Source material:
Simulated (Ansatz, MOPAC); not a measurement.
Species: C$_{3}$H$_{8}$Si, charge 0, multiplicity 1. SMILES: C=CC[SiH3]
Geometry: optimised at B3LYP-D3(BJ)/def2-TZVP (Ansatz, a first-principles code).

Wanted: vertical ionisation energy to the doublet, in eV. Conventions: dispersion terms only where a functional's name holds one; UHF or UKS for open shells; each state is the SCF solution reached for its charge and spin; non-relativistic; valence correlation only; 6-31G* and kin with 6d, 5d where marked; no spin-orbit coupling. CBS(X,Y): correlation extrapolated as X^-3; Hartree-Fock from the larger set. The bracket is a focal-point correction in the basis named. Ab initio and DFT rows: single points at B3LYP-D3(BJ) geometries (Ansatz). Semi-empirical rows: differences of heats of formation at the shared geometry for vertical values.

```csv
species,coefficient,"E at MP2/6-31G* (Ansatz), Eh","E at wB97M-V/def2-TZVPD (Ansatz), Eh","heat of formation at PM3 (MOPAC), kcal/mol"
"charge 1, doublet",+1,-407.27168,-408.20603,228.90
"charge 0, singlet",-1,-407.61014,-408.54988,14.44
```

Action item:
Each record above is to be printed again exactly as written.

Written answer:
Simulated (Ansatz, MOPAC); not a measurement.
Species: C$_{3}$H$_{8}$Si, charge 0, multiplicity 1. SMILES: C=CC[SiH3]
Geometry: optimised at B3LYP-D3(BJ)/def2-TZVP (Ansatz, a first-principles code).

Wanted: vertical ionisation energy to the doublet, in eV. Conventions: dispersion terms only where a functional's name holds one; UHF or UKS for open shells; each state is the SCF solution reached for its charge and spin; non-relativistic; valence correlation only; 6-31G* and kin with 6d, 5d where marked; no spin-orbit coupling. CBS(X,Y): correlation extrapolated as X^-3; Hartree-Fock from the larger set. The bracket is a focal-point correction in the basis named. Ab initio and DFT rows: single points at B3LYP-D3(BJ) geometries (Ansatz). Semi-empirical rows: differences of heats of formation at the shared geometry for vertical values.

```csv
species,coefficient,"E at MP2/6-31G* (Ansatz), Eh","E at wB97M-V/def2-TZVPD (Ansatz), Eh","heat of formation at PM3 (MOPAC), kcal/mol"
"charge 1, doublet",+1,-407.27168,-408.20603,228.90
"charge 0, singlet",-1,-407.61014,-408.54988,14.44
```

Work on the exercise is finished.